_EXERCISE_: From the first entry to the last, transcribe everything exactly.

_DATA SHOWN_:
=-=-=-=-=

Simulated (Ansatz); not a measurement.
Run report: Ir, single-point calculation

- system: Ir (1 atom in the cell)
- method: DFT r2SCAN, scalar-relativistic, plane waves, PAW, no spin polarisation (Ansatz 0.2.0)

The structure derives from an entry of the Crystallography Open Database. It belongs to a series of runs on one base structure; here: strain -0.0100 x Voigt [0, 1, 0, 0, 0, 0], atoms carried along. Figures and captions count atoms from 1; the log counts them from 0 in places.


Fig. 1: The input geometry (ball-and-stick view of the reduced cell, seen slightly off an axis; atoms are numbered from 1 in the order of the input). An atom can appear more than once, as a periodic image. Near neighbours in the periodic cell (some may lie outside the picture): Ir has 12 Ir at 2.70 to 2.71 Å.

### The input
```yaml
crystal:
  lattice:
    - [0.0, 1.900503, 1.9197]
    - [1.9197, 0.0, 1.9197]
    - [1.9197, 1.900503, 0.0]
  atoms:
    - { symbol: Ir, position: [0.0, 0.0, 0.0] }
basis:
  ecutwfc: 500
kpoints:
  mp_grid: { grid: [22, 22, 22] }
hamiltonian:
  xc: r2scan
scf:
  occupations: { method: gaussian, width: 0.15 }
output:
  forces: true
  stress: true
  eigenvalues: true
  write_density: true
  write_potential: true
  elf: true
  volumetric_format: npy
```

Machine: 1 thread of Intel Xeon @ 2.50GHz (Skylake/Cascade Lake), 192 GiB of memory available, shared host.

=-=-=-=-=

_PROBLEM SOLUTION_:
Simulated (Ansatz); not a measurement.
Run report: Ir, single-point calculation

- system: Ir (1 atom in the cell)
- method: DFT r2SCAN, scalar-relativistic, plane waves, PAW, no spin polarisation (Ansatz 0.2.0)

The structure derives from an entry of the Crystallography Open Database. It belongs to a series of runs on one base structure; here: strain -0.0100 x Voigt [0, 1, 0, 0, 0, 0], atoms carried along. Figures and captions count atoms from 1; the log counts them from 0 in places.


Fig. 1: The input geometry (ball-and-stick view of the reduced cell, seen slightly off an axis; atoms are numbered from 1 in the order of the input). An atom can appear more than once, as a periodic image. Near neighbours in the periodic cell (some may lie outside the picture): Ir has 12 Ir at 2.70 to 2.71 Å.

### The input
```yaml
crystal:
  lattice:
    - [0.0, 1.900503, 1.9197]
    - [1.9197, 0.0, 1.9197]
    - [1.9197, 1.900503, 0.0]
  atoms:
    - { symbol: Ir, position: [0.0, 0.0, 0.0] }
basis:
  ecutwfc: 500
kpoints:
  mp_grid: { grid: [22, 22, 22] }
hamiltonian:
  xc: r2scan
scf:
  occupations: { method: gaussian, width: 0.15 }
output:
  forces: true
  stress: true
  eigenvalues: true
  write_density: true
  write_potential: true
  elf: true
  volumetric_format: npy
```

Machine: 1 thread of Intel Xeon @ 2.50GHz (Skylake/Cascade Lake), 192 GiB of memory available, shared host.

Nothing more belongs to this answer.